Supplied entries
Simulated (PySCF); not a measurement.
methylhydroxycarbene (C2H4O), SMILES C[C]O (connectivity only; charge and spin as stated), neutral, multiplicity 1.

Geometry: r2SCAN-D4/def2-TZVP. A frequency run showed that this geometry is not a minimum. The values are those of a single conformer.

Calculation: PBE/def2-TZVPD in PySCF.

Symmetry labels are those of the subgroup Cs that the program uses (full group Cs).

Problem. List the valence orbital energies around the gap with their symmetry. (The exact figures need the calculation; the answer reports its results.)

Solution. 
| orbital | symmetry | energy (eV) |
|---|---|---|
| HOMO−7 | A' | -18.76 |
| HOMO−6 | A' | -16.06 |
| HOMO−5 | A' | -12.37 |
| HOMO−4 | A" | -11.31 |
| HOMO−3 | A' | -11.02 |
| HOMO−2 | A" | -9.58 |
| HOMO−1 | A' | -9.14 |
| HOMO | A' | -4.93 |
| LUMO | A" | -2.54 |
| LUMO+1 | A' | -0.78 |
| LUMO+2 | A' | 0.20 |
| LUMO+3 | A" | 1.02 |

Action item
Set down, exactly as they appear above, all lines from the one that has "A' | -11.02 |" down to the one that has "LUMO+2 | A' | 0.20 |", including those two and no others.

Written solution
| HOMO−3 | A' | -11.02 |
| HOMO−2 | A" | -9.58 |
| HOMO−1 | A' | -9.14 |
| HOMO | A' | -4.93 |
| LUMO | A" | -2.54 |
| LUMO+1 | A' | -0.78 |
| LUMO+2 | A' | 0.20 |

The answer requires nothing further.